* REQUIRED ACTION *
The answer should be an exact repeat of the stretch of material below from the line containing "Computed with LDA" through the line containing "These are the".

* DATA EXTRACTS *
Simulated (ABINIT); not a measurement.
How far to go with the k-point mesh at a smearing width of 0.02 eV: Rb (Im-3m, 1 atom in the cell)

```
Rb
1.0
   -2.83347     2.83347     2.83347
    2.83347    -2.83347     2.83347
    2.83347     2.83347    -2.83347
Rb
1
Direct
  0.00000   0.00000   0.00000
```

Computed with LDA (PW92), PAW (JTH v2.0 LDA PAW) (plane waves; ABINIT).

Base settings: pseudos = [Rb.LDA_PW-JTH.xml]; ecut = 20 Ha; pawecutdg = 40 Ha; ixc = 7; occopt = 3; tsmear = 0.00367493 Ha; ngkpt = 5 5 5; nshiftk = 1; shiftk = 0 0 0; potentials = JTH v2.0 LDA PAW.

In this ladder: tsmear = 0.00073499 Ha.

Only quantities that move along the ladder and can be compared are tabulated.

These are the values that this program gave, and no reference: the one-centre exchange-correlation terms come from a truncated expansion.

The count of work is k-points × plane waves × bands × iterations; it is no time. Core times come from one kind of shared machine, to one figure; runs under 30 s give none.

* WRITTEN ANSWER *
Computed with LDA (PW92), PAW (JTH v2.0 LDA PAW) (plane waves; ABINIT).

Base settings: pseudos = [Rb.LDA_PW-JTH.xml]; ecut = 20 Ha; pawecutdg = 40 Ha; ixc = 7; occopt = 3; tsmear = 0.00367493 Ha; ngkpt = 5 5 5; nshiftk = 1; shiftk = 0 0 0; potentials = JTH v2.0 LDA PAW.

In this ladder: tsmear = 0.00073499 Ha.

Only quantities that move along the ladder and can be compared are tabulated.

These are the values that this program gave, and no reference: the one-centre exchange-correlation terms come from a truncated expansion.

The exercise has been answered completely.